* [Work request]:
Please copy out all the data. Every detail stays the same.

* [Data extracts]:
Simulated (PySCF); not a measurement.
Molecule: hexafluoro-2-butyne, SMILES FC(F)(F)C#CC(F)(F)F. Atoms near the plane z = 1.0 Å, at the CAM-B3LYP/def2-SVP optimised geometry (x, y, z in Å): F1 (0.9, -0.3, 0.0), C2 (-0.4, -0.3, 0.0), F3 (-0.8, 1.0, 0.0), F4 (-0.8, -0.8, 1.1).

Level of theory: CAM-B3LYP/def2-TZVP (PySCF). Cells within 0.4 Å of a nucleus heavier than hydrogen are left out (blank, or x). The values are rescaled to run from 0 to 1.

* [Written answer]:
Simulated (PySCF); not a measurement.
Molecule: hexafluoro-2-butyne, SMILES FC(F)(F)C#CC(F)(F)F. Atoms near the plane z = 1.0 Å, at the CAM-B3LYP/def2-SVP optimised geometry (x, y, z in Å): F1 (0.9, -0.3, 0.0), C2 (-0.4, -0.3, 0.0), F3 (-0.8, 1.0, 0.0), F4 (-0.8, -0.8, 1.1).

Level of theory: CAM-B3LYP/def2-TZVP (PySCF). Cells within 0.4 Å of a nucleus heavier than hydrogen are left out (blank, or x). The values are rescaled to run from 0 to 1.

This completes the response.